Work task> Print every record exactly.

Stored data>
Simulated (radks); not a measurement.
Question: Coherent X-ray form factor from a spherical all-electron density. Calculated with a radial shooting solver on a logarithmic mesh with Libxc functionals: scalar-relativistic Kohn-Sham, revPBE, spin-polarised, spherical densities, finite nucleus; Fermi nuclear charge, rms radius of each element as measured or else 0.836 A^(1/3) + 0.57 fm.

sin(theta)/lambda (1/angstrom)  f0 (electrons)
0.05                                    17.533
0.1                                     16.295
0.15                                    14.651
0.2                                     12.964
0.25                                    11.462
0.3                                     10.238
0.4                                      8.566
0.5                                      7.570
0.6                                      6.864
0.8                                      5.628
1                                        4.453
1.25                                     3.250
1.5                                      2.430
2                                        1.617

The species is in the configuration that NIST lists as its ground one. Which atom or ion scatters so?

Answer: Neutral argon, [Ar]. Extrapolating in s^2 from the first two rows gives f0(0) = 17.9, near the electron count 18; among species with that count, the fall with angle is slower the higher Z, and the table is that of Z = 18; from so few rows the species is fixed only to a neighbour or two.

Solution>
Simulated (radks); not a measurement.
Question: Coherent X-ray form factor from a spherical all-electron density. Calculated with a radial shooting solver on a logarithmic mesh with Libxc functionals: scalar-relativistic Kohn-Sham, revPBE, spin-polarised, spherical densities, finite nucleus; Fermi nuclear charge, rms radius of each element as measured or else 0.836 A^(1/3) + 0.57 fm.

sin(theta)/lambda (1/angstrom)  f0 (electrons)
0.05                                    17.533
0.1                                     16.295
0.15                                    14.651
0.2                                     12.964
0.25                                    11.462
0.3                                     10.238
0.4                                      8.566
0.5                                      7.570
0.6                                      6.864
0.8                                      5.628
1                                        4.453
1.25                                     3.250
1.5                                      2.430
2                                        1.617

The species is in the configuration that NIST lists as its ground one. Which atom or ion scatters so?

Answer: Neutral argon, [Ar]. Extrapolating in s^2 from the first two rows gives f0(0) = 17.9, near the electron count 18; among species with that count, the fall with angle is slower the higher Z, and the table is that of Z = 18; from so few rows the species is fixed only to a neighbour or two.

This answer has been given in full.